Required action
A verbatim copy of every entry is required.

▬▬▬▬▬▬▬▬▬▬

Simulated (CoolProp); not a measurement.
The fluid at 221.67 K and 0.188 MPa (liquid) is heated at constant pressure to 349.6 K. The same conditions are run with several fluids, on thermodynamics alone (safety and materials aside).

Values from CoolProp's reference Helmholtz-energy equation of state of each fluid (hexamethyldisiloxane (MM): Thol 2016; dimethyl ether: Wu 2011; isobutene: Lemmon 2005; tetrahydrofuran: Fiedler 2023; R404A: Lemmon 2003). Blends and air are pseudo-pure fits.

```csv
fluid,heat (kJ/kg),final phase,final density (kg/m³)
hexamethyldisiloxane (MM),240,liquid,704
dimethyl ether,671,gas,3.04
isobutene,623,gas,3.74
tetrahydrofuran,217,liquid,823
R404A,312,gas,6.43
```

▬▬▬▬▬▬▬▬▬▬

Result
Simulated (CoolProp); not a measurement.
The fluid at 221.67 K and 0.188 MPa (liquid) is heated at constant pressure to 349.6 K. The same conditions are run with several fluids, on thermodynamics alone (safety and materials aside).

Values from CoolProp's reference Helmholtz-energy equation of state of each fluid (hexamethyldisiloxane (MM): Thol 2016; dimethyl ether: Wu 2011; isobutene: Lemmon 2005; tetrahydrofuran: Fiedler 2023; R404A: Lemmon 2003). Blends and air are pseudo-pure fits.

```csv
fluid,heat (kJ/kg),final phase,final density (kg/m³)
hexamethyldisiloxane (MM),240,liquid,704
dimethyl ether,671,gas,3.04
isobutene,623,gas,3.74
tetrahydrofuran,217,liquid,823
R404A,312,gas,6.43
```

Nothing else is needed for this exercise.